Task item:
Needed from the data below: every line from the one with "VASP 6.6.1 |" up to and including the one with "r2SCAN gives the", repeated exactly and with nothing else.

○ ○ ○ ○ ○ ○ ○
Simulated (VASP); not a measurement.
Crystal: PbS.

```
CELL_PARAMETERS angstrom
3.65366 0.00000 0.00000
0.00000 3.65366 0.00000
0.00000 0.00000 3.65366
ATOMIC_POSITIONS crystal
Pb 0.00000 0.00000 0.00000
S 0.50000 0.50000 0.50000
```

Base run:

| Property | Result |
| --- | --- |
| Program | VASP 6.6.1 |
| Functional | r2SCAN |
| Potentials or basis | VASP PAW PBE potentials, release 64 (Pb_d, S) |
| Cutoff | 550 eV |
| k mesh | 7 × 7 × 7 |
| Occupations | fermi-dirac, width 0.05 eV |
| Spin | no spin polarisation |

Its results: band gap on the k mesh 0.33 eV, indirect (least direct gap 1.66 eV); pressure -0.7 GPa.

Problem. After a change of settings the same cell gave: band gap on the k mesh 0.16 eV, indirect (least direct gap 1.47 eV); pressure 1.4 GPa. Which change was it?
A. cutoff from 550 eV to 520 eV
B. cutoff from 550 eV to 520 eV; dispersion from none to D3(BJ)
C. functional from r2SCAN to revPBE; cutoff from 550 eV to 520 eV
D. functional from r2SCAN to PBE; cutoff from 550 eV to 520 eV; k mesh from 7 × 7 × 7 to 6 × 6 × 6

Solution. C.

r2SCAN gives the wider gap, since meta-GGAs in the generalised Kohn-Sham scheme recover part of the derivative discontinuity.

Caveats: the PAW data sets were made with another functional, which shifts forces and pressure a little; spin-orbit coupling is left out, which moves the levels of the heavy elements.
○ ○ ○ ○ ○ ○ ○

Answer area:
| Program | VASP 6.6.1 |
| Functional | r2SCAN |
| Potentials or basis | VASP PAW PBE potentials, release 64 (Pb_d, S) |
| Cutoff | 550 eV |
| k mesh | 7 × 7 × 7 |
| Occupations | fermi-dirac, width 0.05 eV |
| Spin | no spin polarisation |

Its results: band gap on the k mesh 0.33 eV, indirect (least direct gap 1.66 eV); pressure -0.7 GPa.

Problem. After a change of settings the same cell gave: band gap on the k mesh 0.16 eV, indirect (least direct gap 1.47 eV); pressure 1.4 GPa. Which change was it?
A. cutoff from 550 eV to 520 eV
B. cutoff from 550 eV to 520 eV; dispersion from none to D3(BJ)
C. functional from r2SCAN to revPBE; cutoff from 550 eV to 520 eV
D. functional from r2SCAN to PBE; cutoff from 550 eV to 520 eV; k mesh from 7 × 7 × 7 to 6 × 6 × 6

Solution. C.

r2SCAN gives the wider gap, since meta-GGAs in the generalised Kohn-Sham scheme recover part of the derivative discontinuity.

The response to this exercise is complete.